═════ THE DATA

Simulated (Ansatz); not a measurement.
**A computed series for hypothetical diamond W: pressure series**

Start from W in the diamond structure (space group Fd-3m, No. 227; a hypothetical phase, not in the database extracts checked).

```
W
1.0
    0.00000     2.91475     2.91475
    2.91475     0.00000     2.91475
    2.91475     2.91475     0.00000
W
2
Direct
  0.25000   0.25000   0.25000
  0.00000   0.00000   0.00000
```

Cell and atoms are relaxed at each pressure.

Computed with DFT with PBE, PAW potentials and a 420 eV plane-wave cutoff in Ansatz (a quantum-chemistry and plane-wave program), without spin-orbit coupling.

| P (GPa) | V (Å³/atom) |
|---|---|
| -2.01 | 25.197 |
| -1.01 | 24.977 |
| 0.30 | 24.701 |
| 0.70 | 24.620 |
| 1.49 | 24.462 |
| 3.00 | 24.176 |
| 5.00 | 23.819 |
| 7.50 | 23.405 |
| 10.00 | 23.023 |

══════════

WORK INSTRUCTION: Could you give the records above again, exactly and in full?

RESPONSE:
Simulated (Ansatz); not a measurement.
**A computed series for hypothetical diamond W: pressure series**

Start from W in the diamond structure (space group Fd-3m, No. 227; a hypothetical phase, not in the database extracts checked).

```
W
1.0
    0.00000     2.91475     2.91475
    2.91475     0.00000     2.91475
    2.91475     2.91475     0.00000
W
2
Direct
  0.25000   0.25000   0.25000
  0.00000   0.00000   0.00000
```

Cell and atoms are relaxed at each pressure.

Computed with DFT with PBE, PAW potentials and a 420 eV plane-wave cutoff in Ansatz (a quantum-chemistry and plane-wave program), without spin-orbit coupling.

| P (GPa) | V (Å³/atom) |
|---|---|
| -2.01 | 25.197 |
| -1.01 | 24.977 |
| 0.30 | 24.701 |
| 0.70 | 24.620 |
| 1.49 | 24.462 |
| 3.00 | 24.176 |
| 5.00 | 23.819 |
| 7.50 | 23.405 |
| 10.00 | 23.023 |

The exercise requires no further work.